WORK ITEM: Nothing may differ between your reply and the listing that follows.

PROVIDED RECORDS:
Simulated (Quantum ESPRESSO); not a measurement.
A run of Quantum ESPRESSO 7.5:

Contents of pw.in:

TASK RESPONSE:
Simulated (Quantum ESPRESSO); not a measurement.
A run of Quantum ESPRESSO 7.5:

Contents of pw.in:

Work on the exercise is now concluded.